● **Required action**
Return every entry exactly. Leave nothing out.

● **Dataset entries**
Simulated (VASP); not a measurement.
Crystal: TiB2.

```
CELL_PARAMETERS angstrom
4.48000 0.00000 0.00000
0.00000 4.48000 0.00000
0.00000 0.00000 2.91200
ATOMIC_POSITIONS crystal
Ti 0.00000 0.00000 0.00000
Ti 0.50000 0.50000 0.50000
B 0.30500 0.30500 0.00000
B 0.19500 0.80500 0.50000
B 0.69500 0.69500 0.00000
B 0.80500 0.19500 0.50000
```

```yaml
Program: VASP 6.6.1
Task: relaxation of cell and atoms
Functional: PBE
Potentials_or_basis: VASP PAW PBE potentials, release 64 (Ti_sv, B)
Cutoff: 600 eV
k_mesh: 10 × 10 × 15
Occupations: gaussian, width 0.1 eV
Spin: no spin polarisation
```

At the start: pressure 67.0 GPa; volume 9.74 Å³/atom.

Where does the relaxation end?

● **Exercise response**
Simulated (VASP); not a measurement.
Crystal: TiB2.

```
CELL_PARAMETERS angstrom
4.48000 0.00000 0.00000
0.00000 4.48000 0.00000
0.00000 0.00000 2.91200
ATOMIC_POSITIONS crystal
Ti 0.00000 0.00000 0.00000
Ti 0.50000 0.50000 0.50000
B 0.30500 0.30500 0.00000
B 0.19500 0.80500 0.50000
B 0.69500 0.69500 0.00000
B 0.80500 0.19500 0.50000
```

```yaml
Program: VASP 6.6.1
Task: relaxation of cell and atoms
Functional: PBE
Potentials_or_basis: VASP PAW PBE potentials, release 64 (Ti_sv, B)
Cutoff: 600 eV
k_mesh: 10 × 10 × 15
Occupations: gaussian, width 0.1 eV
Spin: no spin polarisation
```

At the start: pressure 67.0 GPa; volume 9.74 Å³/atom.

Where does the relaxation end?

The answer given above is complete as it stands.